[Record excerpts — start]
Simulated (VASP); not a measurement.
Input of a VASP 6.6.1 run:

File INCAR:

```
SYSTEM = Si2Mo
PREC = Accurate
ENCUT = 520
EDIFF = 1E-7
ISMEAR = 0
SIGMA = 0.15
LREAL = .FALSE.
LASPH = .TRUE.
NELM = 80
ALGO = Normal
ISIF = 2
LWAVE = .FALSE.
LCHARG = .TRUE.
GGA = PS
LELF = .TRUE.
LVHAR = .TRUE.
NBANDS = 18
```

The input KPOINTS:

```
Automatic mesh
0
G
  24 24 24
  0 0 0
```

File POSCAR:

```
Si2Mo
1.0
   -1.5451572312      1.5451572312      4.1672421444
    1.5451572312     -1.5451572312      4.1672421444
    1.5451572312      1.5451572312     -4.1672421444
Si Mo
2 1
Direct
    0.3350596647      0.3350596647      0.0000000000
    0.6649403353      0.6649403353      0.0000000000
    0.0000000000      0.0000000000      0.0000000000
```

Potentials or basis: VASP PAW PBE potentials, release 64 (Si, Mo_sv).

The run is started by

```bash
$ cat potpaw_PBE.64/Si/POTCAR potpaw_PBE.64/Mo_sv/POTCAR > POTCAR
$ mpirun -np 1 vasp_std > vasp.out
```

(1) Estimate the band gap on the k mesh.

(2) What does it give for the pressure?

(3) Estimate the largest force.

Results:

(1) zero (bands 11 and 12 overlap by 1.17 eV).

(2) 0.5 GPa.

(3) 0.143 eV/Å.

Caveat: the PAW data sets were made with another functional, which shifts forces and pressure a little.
[Record excerpts — finish]

▸ **Assignment**
Starting with the line that holds "(1) zero (bands" and ending with the line that holds "(3) 0.143 eV/Å.", retype every line in the data above exactly, and nothing else.

▸ **Task answer**
(1) zero (bands 11 and 12 overlap by 1.17 eV).

(2) 0.5 GPa.

(3) 0.143 eV/Å.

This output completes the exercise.